WORK TASK:
The span to repeat in the listing below runs from the line containing "- No spin polarisation was allowed." to the line containing "- The mesh is", inclusive. Repeat it exactly, and only it.

=== Begin Enclosure ===

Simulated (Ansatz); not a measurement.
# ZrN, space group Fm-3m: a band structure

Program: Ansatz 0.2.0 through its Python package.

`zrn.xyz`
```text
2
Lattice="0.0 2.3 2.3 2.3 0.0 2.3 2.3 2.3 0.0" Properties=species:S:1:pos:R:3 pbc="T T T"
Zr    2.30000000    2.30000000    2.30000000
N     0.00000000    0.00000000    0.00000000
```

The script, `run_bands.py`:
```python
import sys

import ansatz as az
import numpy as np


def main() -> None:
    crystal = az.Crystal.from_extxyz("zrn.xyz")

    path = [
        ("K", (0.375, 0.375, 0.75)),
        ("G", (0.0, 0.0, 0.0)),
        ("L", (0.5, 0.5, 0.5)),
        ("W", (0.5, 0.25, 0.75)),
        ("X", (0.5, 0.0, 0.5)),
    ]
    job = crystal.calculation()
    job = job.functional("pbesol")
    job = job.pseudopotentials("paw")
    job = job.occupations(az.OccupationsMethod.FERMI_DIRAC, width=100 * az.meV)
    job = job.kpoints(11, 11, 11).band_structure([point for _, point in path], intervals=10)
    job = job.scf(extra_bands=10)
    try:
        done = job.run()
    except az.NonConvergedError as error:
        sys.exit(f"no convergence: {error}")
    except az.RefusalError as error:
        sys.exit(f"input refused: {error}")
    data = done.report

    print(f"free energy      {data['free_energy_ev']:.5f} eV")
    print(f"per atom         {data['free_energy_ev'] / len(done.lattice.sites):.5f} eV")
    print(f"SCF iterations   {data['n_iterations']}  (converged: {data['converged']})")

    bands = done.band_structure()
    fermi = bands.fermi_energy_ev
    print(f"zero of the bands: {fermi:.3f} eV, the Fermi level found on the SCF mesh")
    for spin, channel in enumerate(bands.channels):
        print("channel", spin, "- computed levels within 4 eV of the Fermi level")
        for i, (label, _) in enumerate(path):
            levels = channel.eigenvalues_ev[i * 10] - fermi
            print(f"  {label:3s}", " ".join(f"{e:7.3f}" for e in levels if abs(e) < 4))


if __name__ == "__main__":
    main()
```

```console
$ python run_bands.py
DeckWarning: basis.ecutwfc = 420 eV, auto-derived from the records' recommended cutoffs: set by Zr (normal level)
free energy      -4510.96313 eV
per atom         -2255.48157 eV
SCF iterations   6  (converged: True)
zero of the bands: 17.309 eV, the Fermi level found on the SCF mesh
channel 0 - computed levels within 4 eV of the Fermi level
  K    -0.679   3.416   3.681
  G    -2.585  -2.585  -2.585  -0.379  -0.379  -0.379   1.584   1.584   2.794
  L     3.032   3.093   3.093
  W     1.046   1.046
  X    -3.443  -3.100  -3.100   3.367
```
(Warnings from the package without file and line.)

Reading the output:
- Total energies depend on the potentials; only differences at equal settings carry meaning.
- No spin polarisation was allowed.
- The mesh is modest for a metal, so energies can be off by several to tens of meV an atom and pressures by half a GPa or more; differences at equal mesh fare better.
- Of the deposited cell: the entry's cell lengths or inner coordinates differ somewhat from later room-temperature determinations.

=== End Enclosure ===

EXERCISE OUTPUT:
- No spin polarisation was allowed.
- The mesh is modest for a metal, so energies can be off by several to tens of meV an atom and pressures by half a GPa or more; differences at equal mesh fare better.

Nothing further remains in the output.